※
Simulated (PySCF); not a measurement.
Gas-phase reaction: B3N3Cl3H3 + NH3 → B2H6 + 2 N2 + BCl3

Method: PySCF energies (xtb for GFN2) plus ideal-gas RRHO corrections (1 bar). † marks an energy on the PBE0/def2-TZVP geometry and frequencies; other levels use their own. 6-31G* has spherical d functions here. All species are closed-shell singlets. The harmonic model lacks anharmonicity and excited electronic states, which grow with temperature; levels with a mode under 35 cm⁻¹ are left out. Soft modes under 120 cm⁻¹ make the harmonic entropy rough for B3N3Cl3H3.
※

-- Requirement --
Output the full listing without altering anything.

-- Reply --
Simulated (PySCF); not a measurement.
Gas-phase reaction: B3N3Cl3H3 + NH3 → B2H6 + 2 N2 + BCl3

Method: PySCF energies (xtb for GFN2) plus ideal-gas RRHO corrections (1 bar). † marks an energy on the PBE0/def2-TZVP geometry and frequencies; other levels use their own. 6-31G* has spherical d functions here. All species are closed-shell singlets. The harmonic model lacks anharmonicity and excited electronic states, which grow with temperature; levels with a mode under 35 cm⁻¹ are left out. Soft modes under 120 cm⁻¹ make the harmonic entropy rough for B3N3Cl3H3.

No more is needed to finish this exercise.